# Brief
Take the data from its first line. Print each line exactly until the line containing "Runs on HC18O." has been printed too.

# Data listing
★ ★ ★ ★ ★

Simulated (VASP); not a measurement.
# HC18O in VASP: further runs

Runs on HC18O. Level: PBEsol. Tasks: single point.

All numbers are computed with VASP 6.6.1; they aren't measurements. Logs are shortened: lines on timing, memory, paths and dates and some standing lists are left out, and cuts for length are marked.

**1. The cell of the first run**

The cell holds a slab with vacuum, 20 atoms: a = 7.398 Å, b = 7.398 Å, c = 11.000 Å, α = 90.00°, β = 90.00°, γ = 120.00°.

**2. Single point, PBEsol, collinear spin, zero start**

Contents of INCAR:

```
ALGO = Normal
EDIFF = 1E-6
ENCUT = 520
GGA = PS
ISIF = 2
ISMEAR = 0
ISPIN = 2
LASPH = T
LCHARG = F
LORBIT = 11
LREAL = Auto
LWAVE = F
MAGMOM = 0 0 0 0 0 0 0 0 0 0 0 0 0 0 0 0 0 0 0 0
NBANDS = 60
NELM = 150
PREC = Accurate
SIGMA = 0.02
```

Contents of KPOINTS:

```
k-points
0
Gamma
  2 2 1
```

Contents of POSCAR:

★ ★ ★ ★ ★

# Task result
Simulated (VASP); not a measurement.
# HC18O in VASP: further runs

Runs on HC18O. Level: PBEsol. Tasks: single point.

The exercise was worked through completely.